● ● ● ● ●

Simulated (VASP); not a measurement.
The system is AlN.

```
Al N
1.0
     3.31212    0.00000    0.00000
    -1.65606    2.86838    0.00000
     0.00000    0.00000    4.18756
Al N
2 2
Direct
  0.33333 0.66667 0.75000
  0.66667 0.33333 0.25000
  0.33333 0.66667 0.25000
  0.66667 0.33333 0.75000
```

● ● ● ● ●

Assigned task — Restate the records exactly. Leave nothing out.

Exercise output —
Simulated (VASP); not a measurement.
The system is AlN.

```
Al N
1.0
     3.31212    0.00000    0.00000
    -1.65606    2.86838    0.00000
     0.00000    0.00000    4.18756
Al N
2 2
Direct
  0.33333 0.66667 0.75000
  0.66667 0.33333 0.25000
  0.33333 0.66667 0.25000
  0.66667 0.33333 0.75000
```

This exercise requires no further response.